__Study material__.
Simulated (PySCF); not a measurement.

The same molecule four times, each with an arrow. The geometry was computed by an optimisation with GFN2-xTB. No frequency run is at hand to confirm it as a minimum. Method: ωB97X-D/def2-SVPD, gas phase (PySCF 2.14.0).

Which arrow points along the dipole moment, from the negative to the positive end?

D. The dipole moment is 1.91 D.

__Action item__. Copy the lines above exactly, beginning at the line that has "The same molecule" and stopping after the line that has "Which arrow points", and omit the rest.

__Response__.
The same molecule four times, each with an arrow. The geometry was computed by an optimisation with GFN2-xTB. No frequency run is at hand to confirm it as a minimum. Method: ωB97X-D/def2-SVPD, gas phase (PySCF 2.14.0).

Which arrow points along the dipole moment, from the negative to the positive end?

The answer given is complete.